→ ENTRIES SHOWN
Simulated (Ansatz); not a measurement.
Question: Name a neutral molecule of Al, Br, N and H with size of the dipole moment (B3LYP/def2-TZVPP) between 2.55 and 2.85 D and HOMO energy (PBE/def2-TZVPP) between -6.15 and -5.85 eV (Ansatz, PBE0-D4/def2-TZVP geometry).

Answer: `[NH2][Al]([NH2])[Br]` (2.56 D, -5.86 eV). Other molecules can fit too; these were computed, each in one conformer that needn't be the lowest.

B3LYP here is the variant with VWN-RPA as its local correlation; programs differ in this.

→ ACTIVITY
Copy, exactly and only, the lines above that begin with the one containing "Question: Name a" and finish with the one containing "be the lowest.".

→ EXERCISE OUTPUT
Question: Name a neutral molecule of Al, Br, N and H with size of the dipole moment (B3LYP/def2-TZVPP) between 2.55 and 2.85 D and HOMO energy (PBE/def2-TZVPP) between -6.15 and -5.85 eV (Ansatz, PBE0-D4/def2-TZVP geometry).

Answer: `[NH2][Al]([NH2])[Br]` (2.56 D, -5.86 eV). Other molecules can fit too; these were computed, each in one conformer that needn't be the lowest.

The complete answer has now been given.